Work task> Restate word for word every line from the top of the data below down through the line that holds "Q: How long".

Records supplied>
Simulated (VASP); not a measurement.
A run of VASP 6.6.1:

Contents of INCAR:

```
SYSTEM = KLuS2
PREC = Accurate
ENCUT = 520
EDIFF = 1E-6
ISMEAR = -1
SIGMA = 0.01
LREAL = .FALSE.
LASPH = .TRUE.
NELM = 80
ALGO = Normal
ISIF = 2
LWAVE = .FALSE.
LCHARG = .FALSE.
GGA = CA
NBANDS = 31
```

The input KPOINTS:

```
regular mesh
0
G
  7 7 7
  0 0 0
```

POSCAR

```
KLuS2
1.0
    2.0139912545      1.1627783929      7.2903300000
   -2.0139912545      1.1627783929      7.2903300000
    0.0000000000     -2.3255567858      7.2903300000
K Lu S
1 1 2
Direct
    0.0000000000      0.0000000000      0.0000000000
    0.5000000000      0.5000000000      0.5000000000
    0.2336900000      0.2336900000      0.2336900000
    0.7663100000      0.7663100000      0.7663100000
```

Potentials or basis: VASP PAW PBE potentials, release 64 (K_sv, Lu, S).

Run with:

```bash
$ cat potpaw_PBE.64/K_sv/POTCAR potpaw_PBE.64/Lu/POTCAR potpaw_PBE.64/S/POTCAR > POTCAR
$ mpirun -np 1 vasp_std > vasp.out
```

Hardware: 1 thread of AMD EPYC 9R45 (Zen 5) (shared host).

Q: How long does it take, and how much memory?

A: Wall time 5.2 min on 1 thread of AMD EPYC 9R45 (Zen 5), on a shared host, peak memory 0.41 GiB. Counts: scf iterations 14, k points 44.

Answer area>
Simulated (VASP); not a measurement.
A run of VASP 6.6.1:

Contents of INCAR:

```
SYSTEM = KLuS2
PREC = Accurate
ENCUT = 520
EDIFF = 1E-6
ISMEAR = -1
SIGMA = 0.01
LREAL = .FALSE.
LASPH = .TRUE.
NELM = 80
ALGO = Normal
ISIF = 2
LWAVE = .FALSE.
LCHARG = .FALSE.
GGA = CA
NBANDS = 31
```

The input KPOINTS:

```
regular mesh
0
G
  7 7 7
  0 0 0
```

POSCAR

```
KLuS2
1.0
    2.0139912545      1.1627783929      7.2903300000
   -2.0139912545      1.1627783929      7.2903300000
    0.0000000000     -2.3255567858      7.2903300000
K Lu S
1 1 2
Direct
    0.0000000000      0.0000000000      0.0000000000
    0.5000000000      0.5000000000      0.5000000000
    0.2336900000      0.2336900000      0.2336900000
    0.7663100000      0.7663100000      0.7663100000
```

Potentials or basis: VASP PAW PBE potentials, release 64 (K_sv, Lu, S).

Run with:

```bash
$ cat potpaw_PBE.64/K_sv/POTCAR potpaw_PBE.64/Lu/POTCAR potpaw_PBE.64/S/POTCAR > POTCAR
$ mpirun -np 1 vasp_std > vasp.out
```

Hardware: 1 thread of AMD EPYC 9R45 (Zen 5) (shared host).

Q: How long does it take, and how much memory?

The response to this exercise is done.